◆ **Exercise**:
After locating the line with "A structural formula." in the data that follows, return it and every later line exactly, up to and including the line with "Displacement ellipsoids at".

..........

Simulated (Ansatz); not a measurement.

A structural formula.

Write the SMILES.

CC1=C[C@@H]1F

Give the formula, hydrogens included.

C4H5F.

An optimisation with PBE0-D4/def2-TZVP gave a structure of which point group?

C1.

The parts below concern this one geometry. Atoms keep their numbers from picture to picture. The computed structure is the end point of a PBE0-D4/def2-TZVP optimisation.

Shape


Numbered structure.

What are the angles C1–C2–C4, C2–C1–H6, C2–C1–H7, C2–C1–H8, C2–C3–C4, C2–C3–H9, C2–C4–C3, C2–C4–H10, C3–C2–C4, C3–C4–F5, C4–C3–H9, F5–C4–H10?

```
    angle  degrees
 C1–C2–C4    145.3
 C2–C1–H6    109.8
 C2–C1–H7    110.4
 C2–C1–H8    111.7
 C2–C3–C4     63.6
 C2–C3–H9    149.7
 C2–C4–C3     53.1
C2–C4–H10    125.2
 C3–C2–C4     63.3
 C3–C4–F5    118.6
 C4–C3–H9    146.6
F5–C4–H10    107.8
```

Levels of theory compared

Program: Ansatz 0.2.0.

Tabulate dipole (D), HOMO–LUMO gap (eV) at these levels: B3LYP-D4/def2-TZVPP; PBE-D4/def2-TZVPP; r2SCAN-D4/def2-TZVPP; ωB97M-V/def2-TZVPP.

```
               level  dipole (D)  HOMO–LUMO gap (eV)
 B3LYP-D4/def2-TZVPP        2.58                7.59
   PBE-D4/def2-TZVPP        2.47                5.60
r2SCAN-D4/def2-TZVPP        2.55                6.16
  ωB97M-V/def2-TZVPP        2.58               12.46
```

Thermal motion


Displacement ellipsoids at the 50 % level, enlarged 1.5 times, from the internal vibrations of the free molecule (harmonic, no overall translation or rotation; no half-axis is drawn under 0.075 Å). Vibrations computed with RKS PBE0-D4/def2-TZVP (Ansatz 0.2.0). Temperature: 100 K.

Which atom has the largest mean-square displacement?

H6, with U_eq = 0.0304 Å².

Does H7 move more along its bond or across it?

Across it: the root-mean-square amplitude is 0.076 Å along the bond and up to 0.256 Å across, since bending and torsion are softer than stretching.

..........

◆ **Task answer**:
A structural formula.

Write the SMILES.

CC1=C[C@@H]1F

Give the formula, hydrogens included.

C4H5F.

An optimisation with PBE0-D4/def2-TZVP gave a structure of which point group?

C1.

The parts below concern this one geometry. Atoms keep their numbers from picture to picture. The computed structure is the end point of a PBE0-D4/def2-TZVP optimisation.

Shape


Numbered structure.

What are the angles C1–C2–C4, C2–C1–H6, C2–C1–H7, C2–C1–H8, C2–C3–C4, C2–C3–H9, C2–C4–C3, C2–C4–H10, C3–C2–C4, C3–C4–F5, C4–C3–H9, F5–C4–H10?

```
    angle  degrees
 C1–C2–C4    145.3
 C2–C1–H6    109.8
 C2–C1–H7    110.4
 C2–C1–H8    111.7
 C2–C3–C4     63.6
 C2–C3–H9    149.7
 C2–C4–C3     53.1
C2–C4–H10    125.2
 C3–C2–C4     63.3
 C3–C4–F5    118.6
 C4–C3–H9    146.6
F5–C4–H10    107.8
```

Levels of theory compared

Program: Ansatz 0.2.0.

Tabulate dipole (D), HOMO–LUMO gap (eV) at these levels: B3LYP-D4/def2-TZVPP; PBE-D4/def2-TZVPP; r2SCAN-D4/def2-TZVPP; ωB97M-V/def2-TZVPP.

```
               level  dipole (D)  HOMO–LUMO gap (eV)
 B3LYP-D4/def2-TZVPP        2.58                7.59
   PBE-D4/def2-TZVPP        2.47                5.60
r2SCAN-D4/def2-TZVPP        2.55                6.16
  ωB97M-V/def2-TZVPP        2.58               12.46
```

Thermal motion


Displacement ellipsoids at the 50 % level, enlarged 1.5 times, from the internal vibrations of the free molecule (harmonic, no overall translation or rotation; no half-axis is drawn under 0.075 Å). Vibrations computed with RKS PBE0-D4/def2-TZVP (Ansatz 0.2.0). Temperature: 100 K.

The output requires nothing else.